Supplied material:
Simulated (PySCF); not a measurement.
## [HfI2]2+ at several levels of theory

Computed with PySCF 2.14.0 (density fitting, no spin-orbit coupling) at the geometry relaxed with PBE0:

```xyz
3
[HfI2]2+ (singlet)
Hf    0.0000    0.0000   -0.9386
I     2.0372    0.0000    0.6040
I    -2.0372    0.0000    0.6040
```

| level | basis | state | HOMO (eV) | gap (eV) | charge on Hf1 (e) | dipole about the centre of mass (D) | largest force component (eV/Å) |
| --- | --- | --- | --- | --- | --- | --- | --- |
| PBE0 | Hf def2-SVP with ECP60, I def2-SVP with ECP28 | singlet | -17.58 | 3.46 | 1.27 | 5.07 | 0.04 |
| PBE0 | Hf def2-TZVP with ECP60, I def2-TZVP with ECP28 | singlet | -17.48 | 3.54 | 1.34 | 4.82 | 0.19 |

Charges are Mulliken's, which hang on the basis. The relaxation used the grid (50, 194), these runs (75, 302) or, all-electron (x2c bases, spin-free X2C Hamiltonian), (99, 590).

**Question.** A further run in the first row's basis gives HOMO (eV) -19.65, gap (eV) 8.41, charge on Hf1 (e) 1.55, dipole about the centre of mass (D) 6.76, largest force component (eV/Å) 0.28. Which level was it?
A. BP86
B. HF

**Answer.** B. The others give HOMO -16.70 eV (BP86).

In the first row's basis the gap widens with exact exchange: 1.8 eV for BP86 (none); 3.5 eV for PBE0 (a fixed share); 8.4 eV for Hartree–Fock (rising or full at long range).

Exercise:
Retype only this range exactly: the first line of the data through the line where "-16.70 eV (BP86)." appears.

Answer section:
Simulated (PySCF); not a measurement.
## [HfI2]2+ at several levels of theory

Computed with PySCF 2.14.0 (density fitting, no spin-orbit coupling) at the geometry relaxed with PBE0:

```xyz
3
[HfI2]2+ (singlet)
Hf    0.0000    0.0000   -0.9386
I     2.0372    0.0000    0.6040
I    -2.0372    0.0000    0.6040
```

| level | basis | state | HOMO (eV) | gap (eV) | charge on Hf1 (e) | dipole about the centre of mass (D) | largest force component (eV/Å) |
| --- | --- | --- | --- | --- | --- | --- | --- |
| PBE0 | Hf def2-SVP with ECP60, I def2-SVP with ECP28 | singlet | -17.58 | 3.46 | 1.27 | 5.07 | 0.04 |
| PBE0 | Hf def2-TZVP with ECP60, I def2-TZVP with ECP28 | singlet | -17.48 | 3.54 | 1.34 | 4.82 | 0.19 |

Charges are Mulliken's, which hang on the basis. The relaxation used the grid (50, 194), these runs (75, 302) or, all-electron (x2c bases, spin-free X2C Hamiltonian), (99, 590).

**Question.** A further run in the first row's basis gives HOMO (eV) -19.65, gap (eV) 8.41, charge on Hf1 (e) 1.55, dipole about the centre of mass (D) 6.76, largest force component (eV/Å) 0.28. Which level was it?
A. BP86
B. HF

**Answer.** B. The others give HOMO -16.70 eV (BP86).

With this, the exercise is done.